* **INFORMATION SUPPLIED**:
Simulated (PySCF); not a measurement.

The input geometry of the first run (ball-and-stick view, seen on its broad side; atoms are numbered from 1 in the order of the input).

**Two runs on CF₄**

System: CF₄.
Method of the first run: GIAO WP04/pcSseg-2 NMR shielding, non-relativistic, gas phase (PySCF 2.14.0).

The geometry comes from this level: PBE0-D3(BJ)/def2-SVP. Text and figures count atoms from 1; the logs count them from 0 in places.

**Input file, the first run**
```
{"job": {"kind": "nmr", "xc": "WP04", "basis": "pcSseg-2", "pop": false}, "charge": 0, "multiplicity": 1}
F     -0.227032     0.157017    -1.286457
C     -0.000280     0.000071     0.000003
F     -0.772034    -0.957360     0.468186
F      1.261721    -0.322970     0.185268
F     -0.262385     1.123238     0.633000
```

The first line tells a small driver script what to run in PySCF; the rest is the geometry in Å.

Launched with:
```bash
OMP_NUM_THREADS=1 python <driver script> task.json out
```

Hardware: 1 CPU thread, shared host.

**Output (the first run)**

* **WORK TASK**: Please make an exact copy of every record, leaving nothing out.

* **YOUR SOLUTION**:
Simulated (PySCF); not a measurement.

The input geometry of the first run (ball-and-stick view, seen on its broad side; atoms are numbered from 1 in the order of the input).

**Two runs on CF₄**

System: CF₄.
Method of the first run: GIAO WP04/pcSseg-2 NMR shielding, non-relativistic, gas phase (PySCF 2.14.0).

The geometry comes from this level: PBE0-D3(BJ)/def2-SVP. Text and figures count atoms from 1; the logs count them from 0 in places.

**Input file, the first run**
```
{"job": {"kind": "nmr", "xc": "WP04", "basis": "pcSseg-2", "pop": false}, "charge": 0, "multiplicity": 1}
F     -0.227032     0.157017    -1.286457
C     -0.000280     0.000071     0.000003
F     -0.772034    -0.957360     0.468186
F      1.261721    -0.322970     0.185268
F     -0.262385     1.123238     0.633000
```

The first line tells a small driver script what to run in PySCF; the rest is the geometry in Å.

Launched with:
```bash
OMP_NUM_THREADS=1 python <driver script> task.json out
```

Hardware: 1 CPU thread, shared host.

**Output (the first run)**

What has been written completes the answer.